### Excerpted records
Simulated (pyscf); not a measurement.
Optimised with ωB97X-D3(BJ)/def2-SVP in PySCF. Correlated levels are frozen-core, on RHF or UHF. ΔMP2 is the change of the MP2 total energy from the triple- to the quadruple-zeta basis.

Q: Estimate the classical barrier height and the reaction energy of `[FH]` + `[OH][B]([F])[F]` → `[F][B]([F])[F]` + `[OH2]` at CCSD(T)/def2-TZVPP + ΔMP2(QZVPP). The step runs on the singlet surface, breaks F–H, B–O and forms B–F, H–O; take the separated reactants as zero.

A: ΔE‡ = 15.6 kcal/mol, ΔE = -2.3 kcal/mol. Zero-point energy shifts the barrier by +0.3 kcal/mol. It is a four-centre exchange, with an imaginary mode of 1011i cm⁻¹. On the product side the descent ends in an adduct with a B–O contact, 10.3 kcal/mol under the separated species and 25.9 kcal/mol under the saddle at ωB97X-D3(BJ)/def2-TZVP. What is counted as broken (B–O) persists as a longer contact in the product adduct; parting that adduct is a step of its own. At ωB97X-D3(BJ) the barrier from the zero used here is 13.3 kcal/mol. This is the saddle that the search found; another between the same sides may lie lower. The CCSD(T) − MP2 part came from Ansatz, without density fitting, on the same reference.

### Work instruction
Write the records above out again, exactly as they are.

### Answer box
Simulated (pyscf); not a measurement.
Optimised with ωB97X-D3(BJ)/def2-SVP in PySCF. Correlated levels are frozen-core, on RHF or UHF. ΔMP2 is the change of the MP2 total energy from the triple- to the quadruple-zeta basis.

Q: Estimate the classical barrier height and the reaction energy of `[FH]` + `[OH][B]([F])[F]` → `[F][B]([F])[F]` + `[OH2]` at CCSD(T)/def2-TZVPP + ΔMP2(QZVPP). The step runs on the singlet surface, breaks F–H, B–O and forms B–F, H–O; take the separated reactants as zero.

A: ΔE‡ = 15.6 kcal/mol, ΔE = -2.3 kcal/mol. Zero-point energy shifts the barrier by +0.3 kcal/mol. It is a four-centre exchange, with an imaginary mode of 1011i cm⁻¹. On the product side the descent ends in an adduct with a B–O contact, 10.3 kcal/mol under the separated species and 25.9 kcal/mol under the saddle at ωB97X-D3(BJ)/def2-TZVP. What is counted as broken (B–O) persists as a longer contact in the product adduct; parting that adduct is a step of its own. At ωB97X-D3(BJ) the barrier from the zero used here is 13.3 kcal/mol. This is the saddle that the search found; another between the same sides may lie lower. The CCSD(T) − MP2 part came from Ansatz, without density fitting, on the same reference.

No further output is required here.